(DATA SUPPLIED)
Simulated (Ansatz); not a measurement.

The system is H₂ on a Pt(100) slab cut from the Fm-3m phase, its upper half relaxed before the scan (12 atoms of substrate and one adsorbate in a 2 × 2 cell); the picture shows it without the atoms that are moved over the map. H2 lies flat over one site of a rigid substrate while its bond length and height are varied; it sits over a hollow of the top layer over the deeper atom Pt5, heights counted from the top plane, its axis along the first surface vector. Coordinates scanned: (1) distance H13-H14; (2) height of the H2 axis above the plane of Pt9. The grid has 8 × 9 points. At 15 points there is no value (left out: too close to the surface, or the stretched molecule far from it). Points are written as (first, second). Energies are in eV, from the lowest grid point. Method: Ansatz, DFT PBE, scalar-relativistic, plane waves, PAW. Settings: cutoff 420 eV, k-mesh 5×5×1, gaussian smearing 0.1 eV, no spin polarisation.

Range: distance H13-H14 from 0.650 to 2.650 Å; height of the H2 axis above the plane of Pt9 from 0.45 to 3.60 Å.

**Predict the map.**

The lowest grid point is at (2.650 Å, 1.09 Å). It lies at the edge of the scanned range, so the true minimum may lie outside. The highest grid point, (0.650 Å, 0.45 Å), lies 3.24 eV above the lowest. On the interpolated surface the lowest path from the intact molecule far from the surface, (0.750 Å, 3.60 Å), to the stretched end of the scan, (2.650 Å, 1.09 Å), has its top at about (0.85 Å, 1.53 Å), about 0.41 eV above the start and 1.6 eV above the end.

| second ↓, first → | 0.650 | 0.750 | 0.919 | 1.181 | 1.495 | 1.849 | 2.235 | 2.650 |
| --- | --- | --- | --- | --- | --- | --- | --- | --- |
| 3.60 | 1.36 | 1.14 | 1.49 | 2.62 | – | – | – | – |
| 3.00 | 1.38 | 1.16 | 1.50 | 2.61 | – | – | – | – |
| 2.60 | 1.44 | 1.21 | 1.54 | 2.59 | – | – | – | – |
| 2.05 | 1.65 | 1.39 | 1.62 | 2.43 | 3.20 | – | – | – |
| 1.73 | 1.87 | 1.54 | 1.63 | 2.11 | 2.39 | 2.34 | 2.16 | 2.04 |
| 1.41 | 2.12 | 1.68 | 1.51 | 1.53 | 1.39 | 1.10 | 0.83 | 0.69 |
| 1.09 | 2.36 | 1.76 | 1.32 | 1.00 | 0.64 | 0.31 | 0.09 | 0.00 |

(EXERCISE) Output, exactly and in full, the lines from the start of the entries above through the line that contains "The system is".

(RESPONSE BOX)
Simulated (Ansatz); not a measurement.

The system is H₂ on a Pt(100) slab cut from the Fm-3m phase, its upper half relaxed before the scan (12 atoms of substrate and one adsorbate in a 2 × 2 cell); the picture shows it without the atoms that are moved over the map. H2 lies flat over one site of a rigid substrate while its bond length and height are varied; it sits over a hollow of the top layer over the deeper atom Pt5, heights counted from the top plane, its axis along the first surface vector. Coordinates scanned: (1) distance H13-H14; (2) height of the H2 axis above the plane of Pt9. The grid has 8 × 9 points. At 15 points there is no value (left out: too close to the surface, or the stretched molecule far from it). Points are written as (first, second). Energies are in eV, from the lowest grid point. Method: Ansatz, DFT PBE, scalar-relativistic, plane waves, PAW. Settings: cutoff 420 eV, k-mesh 5×5×1, gaussian smearing 0.1 eV, no spin polarisation.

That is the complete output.